When you reach the line in the data below that contains "Simulation results for", please start repeating lines exactly, and stop after the line that contains "All values are", repeating nothing else.

_Provided records_
************

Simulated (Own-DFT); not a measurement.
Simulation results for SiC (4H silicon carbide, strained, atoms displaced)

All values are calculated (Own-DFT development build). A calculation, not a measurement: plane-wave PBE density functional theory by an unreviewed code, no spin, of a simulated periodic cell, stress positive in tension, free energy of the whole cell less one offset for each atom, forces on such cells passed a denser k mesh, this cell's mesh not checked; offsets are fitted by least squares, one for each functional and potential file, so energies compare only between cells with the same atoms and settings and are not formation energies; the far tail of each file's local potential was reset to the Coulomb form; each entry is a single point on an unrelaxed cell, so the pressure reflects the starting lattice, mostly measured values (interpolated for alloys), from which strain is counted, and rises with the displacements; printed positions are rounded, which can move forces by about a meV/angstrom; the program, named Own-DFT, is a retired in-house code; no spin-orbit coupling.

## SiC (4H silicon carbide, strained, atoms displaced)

************

_Your solution_
Simulation results for SiC (4H silicon carbide, strained, atoms displaced)

All values are calculated (Own-DFT development build). A calculation, not a measurement: plane-wave PBE density functional theory by an unreviewed code, no spin, of a simulated periodic cell, stress positive in tension, free energy of the whole cell less one offset for each atom, forces on such cells passed a denser k mesh, this cell's mesh not checked; offsets are fitted by least squares, one for each functional and potential file, so energies compare only between cells with the same atoms and settings and are not formation energies; the far tail of each file's local potential was reset to the Coulomb form; each entry is a single point on an unrelaxed cell, so the pressure reflects the starting lattice, mostly measured values (interpolated for alloys), from which strain is counted, and rises with the displacements; printed positions are rounded, which can move forces by about a meV/angstrom; the program, named Own-DFT, is a retired in-house code; no spin-orbit coupling.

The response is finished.